BEGIN Data for analysis

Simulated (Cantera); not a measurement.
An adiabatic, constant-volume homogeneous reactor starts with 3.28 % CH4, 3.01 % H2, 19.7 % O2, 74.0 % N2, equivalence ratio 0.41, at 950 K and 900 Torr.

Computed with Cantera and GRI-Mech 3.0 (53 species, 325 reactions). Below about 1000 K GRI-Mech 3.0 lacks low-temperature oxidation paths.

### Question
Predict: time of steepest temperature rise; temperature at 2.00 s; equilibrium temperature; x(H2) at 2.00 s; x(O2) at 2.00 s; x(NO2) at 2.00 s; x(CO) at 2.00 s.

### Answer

END Data for analysis

**Work order:** Set all the data down again, exactly as it reads above.

**Response area:**
Simulated (Cantera); not a measurement.
An adiabatic, constant-volume homogeneous reactor starts with 3.28 % CH4, 3.01 % H2, 19.7 % O2, 74.0 % N2, equivalence ratio 0.41, at 950 K and 900 Torr.

Computed with Cantera and GRI-Mech 3.0 (53 species, 325 reactions). Below about 1000 K GRI-Mech 3.0 lacks low-temperature oxidation paths.

### Question
Predict: time of steepest temperature rise; temperature at 2.00 s; equilibrium temperature; x(H2) at 2.00 s; x(O2) at 2.00 s; x(NO2) at 2.00 s; x(CO) at 2.00 s.

### Answer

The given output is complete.